## [Supplied entries]
[Start of Attachment]

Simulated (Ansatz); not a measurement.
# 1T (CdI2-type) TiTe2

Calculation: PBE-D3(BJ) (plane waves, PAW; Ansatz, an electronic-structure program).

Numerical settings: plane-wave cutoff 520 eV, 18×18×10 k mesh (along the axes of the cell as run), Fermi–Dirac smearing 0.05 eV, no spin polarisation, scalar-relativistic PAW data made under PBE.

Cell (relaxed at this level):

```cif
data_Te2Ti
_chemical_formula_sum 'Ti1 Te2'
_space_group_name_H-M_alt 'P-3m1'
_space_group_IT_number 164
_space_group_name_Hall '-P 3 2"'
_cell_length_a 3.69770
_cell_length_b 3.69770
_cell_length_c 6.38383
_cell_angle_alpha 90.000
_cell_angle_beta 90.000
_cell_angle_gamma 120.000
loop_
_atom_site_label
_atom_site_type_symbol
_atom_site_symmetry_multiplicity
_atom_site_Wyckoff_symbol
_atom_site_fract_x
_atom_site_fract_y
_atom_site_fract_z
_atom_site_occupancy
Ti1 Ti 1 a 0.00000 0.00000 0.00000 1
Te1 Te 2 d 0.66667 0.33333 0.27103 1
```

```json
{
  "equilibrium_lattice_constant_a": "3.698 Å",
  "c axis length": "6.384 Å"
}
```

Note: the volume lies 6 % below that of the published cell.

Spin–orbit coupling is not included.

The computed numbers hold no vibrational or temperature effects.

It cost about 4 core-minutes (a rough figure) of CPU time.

[End of Attachment]

Among the records above, extract exactly the lines from the line with "Spin–orbit coupling is not included." to the line with "The computed numbers", both lines included, and leave out the rest.

Spin–orbit coupling is not included.

The computed numbers hold no vibrational or temperature effects.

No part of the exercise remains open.